→ DATA EXCERPTS
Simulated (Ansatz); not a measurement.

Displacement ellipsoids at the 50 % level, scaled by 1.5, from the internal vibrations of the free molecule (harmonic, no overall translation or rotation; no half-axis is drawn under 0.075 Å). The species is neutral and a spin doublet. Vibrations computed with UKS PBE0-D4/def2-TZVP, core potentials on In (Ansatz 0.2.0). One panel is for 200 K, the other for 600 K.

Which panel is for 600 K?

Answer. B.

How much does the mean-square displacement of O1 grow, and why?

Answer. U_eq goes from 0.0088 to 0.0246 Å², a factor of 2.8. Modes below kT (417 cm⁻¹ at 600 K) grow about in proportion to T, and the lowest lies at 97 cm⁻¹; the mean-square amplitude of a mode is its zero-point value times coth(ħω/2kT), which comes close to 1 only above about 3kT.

→ WORK ITEM
Exactly reproduce all of the entries above.

→ WORKED SOLUTION
Simulated (Ansatz); not a measurement.

Displacement ellipsoids at the 50 % level, scaled by 1.5, from the internal vibrations of the free molecule (harmonic, no overall translation or rotation; no half-axis is drawn under 0.075 Å). The species is neutral and a spin doublet. Vibrations computed with UKS PBE0-D4/def2-TZVP, core potentials on In (Ansatz 0.2.0). One panel is for 200 K, the other for 600 K.

Which panel is for 600 K?

Answer. B.

How much does the mean-square displacement of O1 grow, and why?

Answer. U_eq goes from 0.0088 to 0.0246 Å², a factor of 2.8. Modes below kT (417 cm⁻¹ at 600 K) grow about in proportion to T, and the lowest lies at 97 cm⁻¹; the mean-square amplitude of a mode is its zero-point value times coth(ħω/2kT), which comes close to 1 only above about 3kT.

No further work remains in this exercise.